Information provided:
☆ ☆ ☆ ☆ ☆ ☆ ☆
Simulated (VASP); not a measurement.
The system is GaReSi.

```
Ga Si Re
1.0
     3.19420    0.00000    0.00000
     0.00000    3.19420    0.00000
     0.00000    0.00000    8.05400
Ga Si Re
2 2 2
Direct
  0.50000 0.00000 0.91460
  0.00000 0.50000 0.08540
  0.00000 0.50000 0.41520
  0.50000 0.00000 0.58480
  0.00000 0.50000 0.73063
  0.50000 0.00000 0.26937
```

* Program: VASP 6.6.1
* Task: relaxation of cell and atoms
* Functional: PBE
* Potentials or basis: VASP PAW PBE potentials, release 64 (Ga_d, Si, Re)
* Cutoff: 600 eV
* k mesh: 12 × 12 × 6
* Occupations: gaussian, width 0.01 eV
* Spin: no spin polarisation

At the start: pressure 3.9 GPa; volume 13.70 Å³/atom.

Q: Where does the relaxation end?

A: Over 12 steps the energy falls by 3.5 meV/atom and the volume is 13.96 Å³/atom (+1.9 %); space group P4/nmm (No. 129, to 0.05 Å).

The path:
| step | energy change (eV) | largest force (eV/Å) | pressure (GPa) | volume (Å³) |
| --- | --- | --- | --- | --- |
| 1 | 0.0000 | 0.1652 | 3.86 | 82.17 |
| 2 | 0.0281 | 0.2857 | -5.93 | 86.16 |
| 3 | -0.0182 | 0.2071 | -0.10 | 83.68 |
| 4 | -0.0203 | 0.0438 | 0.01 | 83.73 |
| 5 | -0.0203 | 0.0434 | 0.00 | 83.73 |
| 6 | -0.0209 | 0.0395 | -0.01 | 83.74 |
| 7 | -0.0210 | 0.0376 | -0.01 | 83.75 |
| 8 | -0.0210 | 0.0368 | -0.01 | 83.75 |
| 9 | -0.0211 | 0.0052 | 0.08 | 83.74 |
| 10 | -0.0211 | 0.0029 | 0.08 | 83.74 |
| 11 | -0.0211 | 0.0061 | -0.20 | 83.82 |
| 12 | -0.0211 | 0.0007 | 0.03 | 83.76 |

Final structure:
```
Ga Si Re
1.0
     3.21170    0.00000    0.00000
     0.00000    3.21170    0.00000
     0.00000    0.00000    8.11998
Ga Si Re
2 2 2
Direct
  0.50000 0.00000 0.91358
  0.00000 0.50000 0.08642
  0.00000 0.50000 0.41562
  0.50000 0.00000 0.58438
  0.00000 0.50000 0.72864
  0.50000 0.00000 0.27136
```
☆ ☆ ☆ ☆ ☆ ☆ ☆

Task item:
The range runs from the line above containing "0.00 | 83.73 |" to the line containing "-0.20 | 83.82 |", inclusive. Restate those lines word for word and no others.

Task result:
| 5 | -0.0203 | 0.0434 | 0.00 | 83.73 |
| 6 | -0.0209 | 0.0395 | -0.01 | 83.74 |
| 7 | -0.0210 | 0.0376 | -0.01 | 83.75 |
| 8 | -0.0210 | 0.0368 | -0.01 | 83.75 |
| 9 | -0.0211 | 0.0052 | 0.08 | 83.74 |
| 10 | -0.0211 | 0.0029 | 0.08 | 83.74 |
| 11 | -0.0211 | 0.0061 | -0.20 | 83.82 |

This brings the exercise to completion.